(WORK TASK): Print the records exactly as they are written.

- - - - -

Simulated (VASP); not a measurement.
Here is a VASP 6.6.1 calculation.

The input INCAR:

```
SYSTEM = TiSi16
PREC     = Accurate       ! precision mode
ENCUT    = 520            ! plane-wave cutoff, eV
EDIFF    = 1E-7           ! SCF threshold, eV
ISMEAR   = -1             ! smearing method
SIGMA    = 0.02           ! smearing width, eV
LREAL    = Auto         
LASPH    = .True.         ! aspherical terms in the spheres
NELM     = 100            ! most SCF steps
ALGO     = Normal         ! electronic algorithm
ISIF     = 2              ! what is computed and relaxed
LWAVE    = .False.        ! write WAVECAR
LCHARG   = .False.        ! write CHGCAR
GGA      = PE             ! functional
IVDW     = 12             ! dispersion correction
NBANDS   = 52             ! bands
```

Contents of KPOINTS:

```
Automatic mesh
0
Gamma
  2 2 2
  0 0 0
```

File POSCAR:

- - - - -

(EXERCISE RESULT):
Simulated (VASP); not a measurement.
Here is a VASP 6.6.1 calculation.

The input INCAR:

```
SYSTEM = TiSi16
PREC     = Accurate       ! precision mode
ENCUT    = 520            ! plane-wave cutoff, eV
EDIFF    = 1E-7           ! SCF threshold, eV
ISMEAR   = -1             ! smearing method
SIGMA    = 0.02           ! smearing width, eV
LREAL    = Auto         
LASPH    = .True.         ! aspherical terms in the spheres
NELM     = 100            ! most SCF steps
ALGO     = Normal         ! electronic algorithm
ISIF     = 2              ! what is computed and relaxed
LWAVE    = .False.        ! write WAVECAR
LCHARG   = .False.        ! write CHGCAR
GGA      = PE             ! functional
IVDW     = 12             ! dispersion correction
NBANDS   = 52             ! bands
```

Contents of KPOINTS:

```
Automatic mesh
0
Gamma
  2 2 2
  0 0 0
```

File POSCAR:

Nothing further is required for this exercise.